Work order
Among the entries below, find the line with "- Task: relaxation of cell and atoms", then quote it and each following line up to and including the line with "the relaxation end?", and nothing else.

··········

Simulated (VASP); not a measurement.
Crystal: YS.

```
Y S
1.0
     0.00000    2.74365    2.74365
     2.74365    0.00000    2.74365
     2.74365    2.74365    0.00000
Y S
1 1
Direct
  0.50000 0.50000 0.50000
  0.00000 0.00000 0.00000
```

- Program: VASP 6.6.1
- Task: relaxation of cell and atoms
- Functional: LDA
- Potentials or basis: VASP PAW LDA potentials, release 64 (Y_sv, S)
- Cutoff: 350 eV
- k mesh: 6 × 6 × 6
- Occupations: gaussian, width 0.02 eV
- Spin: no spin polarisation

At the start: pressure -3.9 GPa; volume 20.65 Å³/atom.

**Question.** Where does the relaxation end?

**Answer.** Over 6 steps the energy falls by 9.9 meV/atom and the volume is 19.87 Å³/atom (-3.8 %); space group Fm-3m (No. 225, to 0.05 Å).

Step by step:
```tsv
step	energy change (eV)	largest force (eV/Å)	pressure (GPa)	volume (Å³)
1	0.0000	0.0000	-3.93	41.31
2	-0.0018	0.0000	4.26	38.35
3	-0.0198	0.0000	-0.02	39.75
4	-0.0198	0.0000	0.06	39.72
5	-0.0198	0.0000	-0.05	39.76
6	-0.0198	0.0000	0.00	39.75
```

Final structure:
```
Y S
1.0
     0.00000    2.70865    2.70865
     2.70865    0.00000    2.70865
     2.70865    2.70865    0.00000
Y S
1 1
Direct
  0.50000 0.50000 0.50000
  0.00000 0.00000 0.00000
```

··········

Result
- Task: relaxation of cell and atoms
- Functional: LDA
- Potentials or basis: VASP PAW LDA potentials, release 64 (Y_sv, S)
- Cutoff: 350 eV
- k mesh: 6 × 6 × 6
- Occupations: gaussian, width 0.02 eV
- Spin: no spin polarisation

At the start: pressure -3.9 GPa; volume 20.65 Å³/atom.

**Question.** Where does the relaxation end?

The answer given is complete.